▶ Work task
Write out, word for word, only the data from its first line to the line containing "Origin of the".

▶ Raw data
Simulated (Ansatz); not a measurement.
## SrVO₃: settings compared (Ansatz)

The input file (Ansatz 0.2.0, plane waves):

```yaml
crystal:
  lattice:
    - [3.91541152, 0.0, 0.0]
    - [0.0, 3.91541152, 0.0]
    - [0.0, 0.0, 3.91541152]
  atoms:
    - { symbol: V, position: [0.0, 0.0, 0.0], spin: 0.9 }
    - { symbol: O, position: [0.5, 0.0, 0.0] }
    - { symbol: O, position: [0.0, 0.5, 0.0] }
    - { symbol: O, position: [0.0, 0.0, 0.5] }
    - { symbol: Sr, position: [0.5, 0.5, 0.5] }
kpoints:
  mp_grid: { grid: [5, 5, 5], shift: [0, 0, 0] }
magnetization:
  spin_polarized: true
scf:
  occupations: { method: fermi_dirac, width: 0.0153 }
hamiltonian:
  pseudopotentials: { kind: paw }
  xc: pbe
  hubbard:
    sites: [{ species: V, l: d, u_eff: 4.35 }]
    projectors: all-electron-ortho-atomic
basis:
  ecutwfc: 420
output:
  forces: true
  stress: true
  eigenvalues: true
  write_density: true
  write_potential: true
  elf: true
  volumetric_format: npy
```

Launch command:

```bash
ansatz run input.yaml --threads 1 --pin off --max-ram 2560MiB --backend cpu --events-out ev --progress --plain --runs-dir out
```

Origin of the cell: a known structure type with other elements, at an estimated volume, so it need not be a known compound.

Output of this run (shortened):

▶ Task result
Simulated (Ansatz); not a measurement.
## SrVO₃: settings compared (Ansatz)

The input file (Ansatz 0.2.0, plane waves):

```yaml
crystal:
  lattice:
    - [3.91541152, 0.0, 0.0]
    - [0.0, 3.91541152, 0.0]
    - [0.0, 0.0, 3.91541152]
  atoms:
    - { symbol: V, position: [0.0, 0.0, 0.0], spin: 0.9 }
    - { symbol: O, position: [0.5, 0.0, 0.0] }
    - { symbol: O, position: [0.0, 0.5, 0.0] }
    - { symbol: O, position: [0.0, 0.0, 0.5] }
    - { symbol: Sr, position: [0.5, 0.5, 0.5] }
kpoints:
  mp_grid: { grid: [5, 5, 5], shift: [0, 0, 0] }
magnetization:
  spin_polarized: true
scf:
  occupations: { method: fermi_dirac, width: 0.0153 }
hamiltonian:
  pseudopotentials: { kind: paw }
  xc: pbe
  hubbard:
    sites: [{ species: V, l: d, u_eff: 4.35 }]
    projectors: all-electron-ortho-atomic
basis:
  ecutwfc: 420
output:
  forces: true
  stress: true
  eigenvalues: true
  write_density: true
  write_potential: true
  elf: true
  volumetric_format: npy
```

Launch command:

```bash
ansatz run input.yaml --threads 1 --pin off --max-ram 2560MiB --backend cpu --events-out ev --progress --plain --runs-dir out
```

Origin of the cell: a known structure type with other elements, at an estimated volume, so it need not be a known compound.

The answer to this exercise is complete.